§ EXERCISE
Print, exactly as they appear in the listing below, the lines from the line with "Q: The settings" to the line with "Left out are", with both end lines kept.

§ PROVIDED RECORDS
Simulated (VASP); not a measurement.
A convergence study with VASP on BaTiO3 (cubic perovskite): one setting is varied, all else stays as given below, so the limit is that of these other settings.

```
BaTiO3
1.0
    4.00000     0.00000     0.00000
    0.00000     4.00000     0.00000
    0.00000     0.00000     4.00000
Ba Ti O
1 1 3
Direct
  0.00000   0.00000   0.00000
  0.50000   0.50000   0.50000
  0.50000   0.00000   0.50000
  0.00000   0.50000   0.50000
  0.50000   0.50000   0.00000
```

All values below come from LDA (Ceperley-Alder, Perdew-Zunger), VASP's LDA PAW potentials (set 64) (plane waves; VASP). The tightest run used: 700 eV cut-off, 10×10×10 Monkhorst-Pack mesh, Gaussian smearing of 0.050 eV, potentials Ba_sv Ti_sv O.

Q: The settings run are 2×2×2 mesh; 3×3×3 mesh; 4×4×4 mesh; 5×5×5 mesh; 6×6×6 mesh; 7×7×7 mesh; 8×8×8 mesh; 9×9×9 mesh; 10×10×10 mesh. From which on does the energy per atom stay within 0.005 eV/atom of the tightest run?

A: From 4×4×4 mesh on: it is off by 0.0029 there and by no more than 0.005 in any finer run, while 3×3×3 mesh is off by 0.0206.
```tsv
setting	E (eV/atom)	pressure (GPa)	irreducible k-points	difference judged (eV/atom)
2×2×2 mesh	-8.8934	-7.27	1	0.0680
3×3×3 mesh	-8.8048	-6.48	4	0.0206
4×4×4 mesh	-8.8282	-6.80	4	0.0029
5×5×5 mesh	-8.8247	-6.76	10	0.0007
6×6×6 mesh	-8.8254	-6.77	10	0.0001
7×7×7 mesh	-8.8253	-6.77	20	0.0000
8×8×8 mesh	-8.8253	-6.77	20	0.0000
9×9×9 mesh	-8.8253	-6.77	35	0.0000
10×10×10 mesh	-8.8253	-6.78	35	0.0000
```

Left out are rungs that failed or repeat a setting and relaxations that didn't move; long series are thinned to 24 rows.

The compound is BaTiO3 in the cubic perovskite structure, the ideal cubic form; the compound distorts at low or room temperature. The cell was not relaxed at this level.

§ SOLUTION
Q: The settings run are 2×2×2 mesh; 3×3×3 mesh; 4×4×4 mesh; 5×5×5 mesh; 6×6×6 mesh; 7×7×7 mesh; 8×8×8 mesh; 9×9×9 mesh; 10×10×10 mesh. From which on does the energy per atom stay within 0.005 eV/atom of the tightest run?

A: From 4×4×4 mesh on: it is off by 0.0029 there and by no more than 0.005 in any finer run, while 3×3×3 mesh is off by 0.0206.
```tsv
setting	E (eV/atom)	pressure (GPa)	irreducible k-points	difference judged (eV/atom)
2×2×2 mesh	-8.8934	-7.27	1	0.0680
3×3×3 mesh	-8.8048	-6.48	4	0.0206
4×4×4 mesh	-8.8282	-6.80	4	0.0029
5×5×5 mesh	-8.8247	-6.76	10	0.0007
6×6×6 mesh	-8.8254	-6.77	10	0.0001
7×7×7 mesh	-8.8253	-6.77	20	0.0000
8×8×8 mesh	-8.8253	-6.77	20	0.0000
9×9×9 mesh	-8.8253	-6.77	35	0.0000
10×10×10 mesh	-8.8253	-6.78	35	0.0000
```

Left out are rungs that failed or repeat a setting and relaxations that didn't move; long series are thinned to 24 rows.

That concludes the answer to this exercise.